Action item »
All of the data is to be printed again exactly as it appears.

Input data »
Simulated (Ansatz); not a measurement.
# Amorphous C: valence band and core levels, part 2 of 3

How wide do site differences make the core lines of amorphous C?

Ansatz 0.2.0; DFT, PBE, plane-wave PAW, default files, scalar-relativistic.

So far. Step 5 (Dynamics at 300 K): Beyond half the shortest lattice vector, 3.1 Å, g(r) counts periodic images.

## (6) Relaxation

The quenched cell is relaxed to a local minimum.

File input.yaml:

Answer area »
Simulated (Ansatz); not a measurement.
# Amorphous C: valence band and core levels, part 2 of 3

How wide do site differences make the core lines of amorphous C?

Ansatz 0.2.0; DFT, PBE, plane-wave PAW, default files, scalar-relativistic.

So far. Step 5 (Dynamics at 300 K): Beyond half the shortest lattice vector, 3.1 Å, g(r) counts periodic images.

## (6) Relaxation

The quenched cell is relaxed to a local minimum.

File input.yaml:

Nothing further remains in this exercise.